BRIEF: In the records below, find the line with "Computed with Ansatz" and the line with "Predict the response."; return exactly those lines and every line between them.

(RECORDS PROVIDED)

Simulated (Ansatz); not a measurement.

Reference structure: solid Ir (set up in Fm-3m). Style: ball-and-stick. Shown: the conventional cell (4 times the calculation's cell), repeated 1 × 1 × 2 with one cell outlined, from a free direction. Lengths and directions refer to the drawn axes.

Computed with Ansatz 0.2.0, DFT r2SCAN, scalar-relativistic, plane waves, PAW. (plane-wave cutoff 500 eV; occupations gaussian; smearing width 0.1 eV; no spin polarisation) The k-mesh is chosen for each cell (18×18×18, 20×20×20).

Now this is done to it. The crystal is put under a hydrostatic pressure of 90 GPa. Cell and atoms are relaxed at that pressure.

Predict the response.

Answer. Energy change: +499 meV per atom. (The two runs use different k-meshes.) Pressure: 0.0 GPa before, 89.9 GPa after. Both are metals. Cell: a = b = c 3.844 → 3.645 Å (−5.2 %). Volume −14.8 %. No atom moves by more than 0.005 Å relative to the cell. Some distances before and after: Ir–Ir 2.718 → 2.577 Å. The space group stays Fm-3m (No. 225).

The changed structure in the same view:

(End RECORDS PROVIDED)

WRITTEN SOLUTION:
Computed with Ansatz 0.2.0, DFT r2SCAN, scalar-relativistic, plane waves, PAW. (plane-wave cutoff 500 eV; occupations gaussian; smearing width 0.1 eV; no spin polarisation) The k-mesh is chosen for each cell (18×18×18, 20×20×20).

Now this is done to it. The crystal is put under a hydrostatic pressure of 90 GPa. Cell and atoms are relaxed at that pressure.

Predict the response.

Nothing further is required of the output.